• **ENTRIES SHOWN**:
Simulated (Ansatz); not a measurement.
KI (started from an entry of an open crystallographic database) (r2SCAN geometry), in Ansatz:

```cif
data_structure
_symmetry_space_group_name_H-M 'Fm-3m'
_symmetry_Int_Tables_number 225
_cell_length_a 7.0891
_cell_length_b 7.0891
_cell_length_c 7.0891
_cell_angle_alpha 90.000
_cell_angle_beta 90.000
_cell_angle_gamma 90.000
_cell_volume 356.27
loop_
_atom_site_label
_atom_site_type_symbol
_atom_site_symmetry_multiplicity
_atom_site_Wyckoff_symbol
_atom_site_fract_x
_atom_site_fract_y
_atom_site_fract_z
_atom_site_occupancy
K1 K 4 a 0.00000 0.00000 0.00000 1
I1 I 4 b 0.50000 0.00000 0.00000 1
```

• **WORK REQUEST**: Transcribe the whole listing word for word.

• **WRITTEN ANSWER**:
Simulated (Ansatz); not a measurement.
KI (started from an entry of an open crystallographic database) (r2SCAN geometry), in Ansatz:

```cif
data_structure
_symmetry_space_group_name_H-M 'Fm-3m'
_symmetry_Int_Tables_number 225
_cell_length_a 7.0891
_cell_length_b 7.0891
_cell_length_c 7.0891
_cell_angle_alpha 90.000
_cell_angle_beta 90.000
_cell_angle_gamma 90.000
_cell_volume 356.27
loop_
_atom_site_label
_atom_site_type_symbol
_atom_site_symmetry_multiplicity
_atom_site_Wyckoff_symbol
_atom_site_fract_x
_atom_site_fract_y
_atom_site_fract_z
_atom_site_occupancy
K1 K 4 a 0.00000 0.00000 0.00000 1
I1 I 4 b 0.50000 0.00000 0.00000 1
```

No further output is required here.